A complete, word-for-word restatement of the entries is needed.

─── EXCERPTED DATA
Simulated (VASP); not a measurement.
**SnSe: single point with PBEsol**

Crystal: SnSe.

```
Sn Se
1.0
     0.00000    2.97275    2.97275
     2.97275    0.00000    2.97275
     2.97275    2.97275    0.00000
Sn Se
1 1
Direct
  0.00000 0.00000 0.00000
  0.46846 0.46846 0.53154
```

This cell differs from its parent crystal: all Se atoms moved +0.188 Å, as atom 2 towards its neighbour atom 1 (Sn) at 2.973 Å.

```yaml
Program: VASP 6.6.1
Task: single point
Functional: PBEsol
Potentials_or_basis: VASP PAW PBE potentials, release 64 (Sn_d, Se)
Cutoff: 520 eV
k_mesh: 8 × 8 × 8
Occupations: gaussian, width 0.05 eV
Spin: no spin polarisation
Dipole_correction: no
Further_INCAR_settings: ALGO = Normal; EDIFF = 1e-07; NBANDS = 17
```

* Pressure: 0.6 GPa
──────

* EXERCISE ANSWER *
Simulated (VASP); not a measurement.
**SnSe: single point with PBEsol**

Crystal: SnSe.

```
Sn Se
1.0
     0.00000    2.97275    2.97275
     2.97275    0.00000    2.97275
     2.97275    2.97275    0.00000
Sn Se
1 1
Direct
  0.00000 0.00000 0.00000
  0.46846 0.46846 0.53154
```

This cell differs from its parent crystal: all Se atoms moved +0.188 Å, as atom 2 towards its neighbour atom 1 (Sn) at 2.973 Å.

```yaml
Program: VASP 6.6.1
Task: single point
Functional: PBEsol
Potentials_or_basis: VASP PAW PBE potentials, release 64 (Sn_d, Se)
Cutoff: 520 eV
k_mesh: 8 × 8 × 8
Occupations: gaussian, width 0.05 eV
Spin: no spin polarisation
Dipole_correction: no
Further_INCAR_settings: ALGO = Normal; EDIFF = 1e-07; NBANDS = 17
```

* Pressure: 0.6 GPa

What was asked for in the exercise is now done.